- _Work item_: Copy the first line of the material below and every later line through the line containing "Task: List the", without any other output.

- _Provided data_:
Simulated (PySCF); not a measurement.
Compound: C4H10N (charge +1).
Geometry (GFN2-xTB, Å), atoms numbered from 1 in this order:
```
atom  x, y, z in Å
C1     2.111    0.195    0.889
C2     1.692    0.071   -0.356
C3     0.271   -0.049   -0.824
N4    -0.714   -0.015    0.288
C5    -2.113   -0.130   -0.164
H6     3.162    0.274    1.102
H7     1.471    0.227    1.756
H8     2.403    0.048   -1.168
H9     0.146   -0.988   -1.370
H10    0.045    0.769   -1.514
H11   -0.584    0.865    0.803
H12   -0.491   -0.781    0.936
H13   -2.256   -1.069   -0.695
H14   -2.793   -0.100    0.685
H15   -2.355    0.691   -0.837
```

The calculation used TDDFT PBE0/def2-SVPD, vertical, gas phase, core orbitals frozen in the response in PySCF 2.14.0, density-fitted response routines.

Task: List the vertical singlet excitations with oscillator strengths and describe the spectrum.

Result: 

- _Solution_:
Simulated (PySCF); not a measurement.
Compound: C4H10N (charge +1).
Geometry (GFN2-xTB, Å), atoms numbered from 1 in this order:
```
atom  x, y, z in Å
C1     2.111    0.195    0.889
C2     1.692    0.071   -0.356
C3     0.271   -0.049   -0.824
N4    -0.714   -0.015    0.288
C5    -2.113   -0.130   -0.164
H6     3.162    0.274    1.102
H7     1.471    0.227    1.756
H8     2.403    0.048   -1.168
H9     0.146   -0.988   -1.370
H10    0.045    0.769   -1.514
H11   -0.584    0.865    0.803
H12   -0.491   -0.781    0.936
H13   -2.256   -1.069   -0.695
H14   -2.793   -0.100    0.685
H15   -2.355    0.691   -0.837
```

The calculation used TDDFT PBE0/def2-SVPD, vertical, gas phase, core orbitals frozen in the response in PySCF 2.14.0, density-fitted response routines.

Task: List the vertical singlet excitations with oscillator strengths and describe the spectrum.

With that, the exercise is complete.